Activity: Print the entire listing. Each line must match the original exactly.

(Data records)

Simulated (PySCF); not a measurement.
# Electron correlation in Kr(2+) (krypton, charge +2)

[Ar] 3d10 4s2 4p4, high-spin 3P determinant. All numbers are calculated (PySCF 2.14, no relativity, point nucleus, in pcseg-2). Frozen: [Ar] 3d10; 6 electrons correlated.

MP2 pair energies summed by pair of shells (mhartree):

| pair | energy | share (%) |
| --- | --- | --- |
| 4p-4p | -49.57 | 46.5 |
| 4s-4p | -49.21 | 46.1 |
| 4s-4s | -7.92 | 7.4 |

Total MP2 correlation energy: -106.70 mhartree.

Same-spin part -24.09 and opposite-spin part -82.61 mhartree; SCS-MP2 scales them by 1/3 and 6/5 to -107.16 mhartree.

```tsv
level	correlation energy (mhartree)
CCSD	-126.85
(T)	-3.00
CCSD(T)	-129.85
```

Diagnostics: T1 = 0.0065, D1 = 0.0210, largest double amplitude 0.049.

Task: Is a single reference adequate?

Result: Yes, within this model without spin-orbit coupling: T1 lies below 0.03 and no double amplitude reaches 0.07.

(End Data records)

Written solution:
Simulated (PySCF); not a measurement.
# Electron correlation in Kr(2+) (krypton, charge +2)

[Ar] 3d10 4s2 4p4, high-spin 3P determinant. All numbers are calculated (PySCF 2.14, no relativity, point nucleus, in pcseg-2). Frozen: [Ar] 3d10; 6 electrons correlated.

MP2 pair energies summed by pair of shells (mhartree):

| pair | energy | share (%) |
| --- | --- | --- |
| 4p-4p | -49.57 | 46.5 |
| 4s-4p | -49.21 | 46.1 |
| 4s-4s | -7.92 | 7.4 |

Total MP2 correlation energy: -106.70 mhartree.

Same-spin part -24.09 and opposite-spin part -82.61 mhartree; SCS-MP2 scales them by 1/3 and 6/5 to -107.16 mhartree.

```tsv
level	correlation energy (mhartree)
CCSD	-126.85
(T)	-3.00
CCSD(T)	-129.85
```

Diagnostics: T1 = 0.0065, D1 = 0.0210, largest double amplitude 0.049.

Task: Is a single reference adequate?

Result: Yes, within this model without spin-orbit coupling: T1 lies below 0.03 and no double amplitude reaches 0.07.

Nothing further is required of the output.